TASK ITEM: Please quote exactly the opening lines of the data, from the first line to the one where "B) NC[Si](N)(N)F" appears.

LISTED ENTRIES:
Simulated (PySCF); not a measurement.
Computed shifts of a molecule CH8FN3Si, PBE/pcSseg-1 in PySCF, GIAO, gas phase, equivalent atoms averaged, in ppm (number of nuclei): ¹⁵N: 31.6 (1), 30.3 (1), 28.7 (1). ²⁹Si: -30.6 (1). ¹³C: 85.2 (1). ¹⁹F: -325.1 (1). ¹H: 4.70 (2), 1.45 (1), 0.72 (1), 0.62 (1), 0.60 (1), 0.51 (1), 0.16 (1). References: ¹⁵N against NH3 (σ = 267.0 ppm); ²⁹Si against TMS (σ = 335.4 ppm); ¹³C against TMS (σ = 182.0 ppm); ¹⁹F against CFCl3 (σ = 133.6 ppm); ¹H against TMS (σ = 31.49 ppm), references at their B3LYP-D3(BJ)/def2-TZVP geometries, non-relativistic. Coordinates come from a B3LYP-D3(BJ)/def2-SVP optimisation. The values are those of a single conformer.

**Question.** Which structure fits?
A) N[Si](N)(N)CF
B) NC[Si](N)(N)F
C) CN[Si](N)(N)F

ANSWER SECTION:
Simulated (PySCF); not a measurement.
Computed shifts of a molecule CH8FN3Si, PBE/pcSseg-1 in PySCF, GIAO, gas phase, equivalent atoms averaged, in ppm (number of nuclei): ¹⁵N: 31.6 (1), 30.3 (1), 28.7 (1). ²⁹Si: -30.6 (1). ¹³C: 85.2 (1). ¹⁹F: -325.1 (1). ¹H: 4.70 (2), 1.45 (1), 0.72 (1), 0.62 (1), 0.60 (1), 0.51 (1), 0.16 (1). References: ¹⁵N against NH3 (σ = 267.0 ppm); ²⁹Si against TMS (σ = 335.4 ppm); ¹³C against TMS (σ = 182.0 ppm); ¹⁹F against CFCl3 (σ = 133.6 ppm); ¹H against TMS (σ = 31.49 ppm), references at their B3LYP-D3(BJ)/def2-TZVP geometries, non-relativistic. Coordinates come from a B3LYP-D3(BJ)/def2-SVP optimisation. The values are those of a single conformer.

**Question.** Which structure fits?
A) N[Si](N)(N)CF
B) NC[Si](N)(N)F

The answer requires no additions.